• **Work request**:
Look through the records below for the line with "A diamond (100)". Return that line and each one after it up to and including the line with "Cantera simulation using", exactly.

——
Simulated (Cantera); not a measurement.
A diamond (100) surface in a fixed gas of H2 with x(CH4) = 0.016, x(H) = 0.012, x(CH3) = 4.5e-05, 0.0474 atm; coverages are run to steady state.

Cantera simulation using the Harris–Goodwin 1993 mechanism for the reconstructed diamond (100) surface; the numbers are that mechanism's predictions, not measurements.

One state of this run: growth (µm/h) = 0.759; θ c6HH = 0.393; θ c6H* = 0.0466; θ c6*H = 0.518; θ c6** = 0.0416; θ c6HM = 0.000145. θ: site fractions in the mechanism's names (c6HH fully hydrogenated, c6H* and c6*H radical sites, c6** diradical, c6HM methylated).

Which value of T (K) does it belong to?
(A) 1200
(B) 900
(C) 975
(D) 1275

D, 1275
——

• **Exercise answer**:
A diamond (100) surface in a fixed gas of H2 with x(CH4) = 0.016, x(H) = 0.012, x(CH3) = 4.5e-05, 0.0474 atm; coverages are run to steady state.

Cantera simulation using the Harris–Goodwin 1993 mechanism for the reconstructed diamond (100) surface; the numbers are that mechanism's predictions, not measurements.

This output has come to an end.